▶ **Activity**
Nothing in the records may be left out or altered; reproduce them all exactly.

▶ **Study material**
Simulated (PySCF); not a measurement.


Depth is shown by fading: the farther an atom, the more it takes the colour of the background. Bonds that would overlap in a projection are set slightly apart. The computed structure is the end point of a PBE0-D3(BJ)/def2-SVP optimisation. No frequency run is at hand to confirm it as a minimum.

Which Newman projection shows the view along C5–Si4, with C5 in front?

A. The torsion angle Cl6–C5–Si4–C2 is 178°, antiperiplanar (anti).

▶ **Response**
Simulated (PySCF); not a measurement.


Depth is shown by fading: the farther an atom, the more it takes the colour of the background. Bonds that would overlap in a projection are set slightly apart. The computed structure is the end point of a PBE0-D3(BJ)/def2-SVP optimisation. No frequency run is at hand to confirm it as a minimum.

Which Newman projection shows the view along C5–Si4, with C5 in front?

A. The torsion angle Cl6–C5–Si4–C2 is 178°, antiperiplanar (anti).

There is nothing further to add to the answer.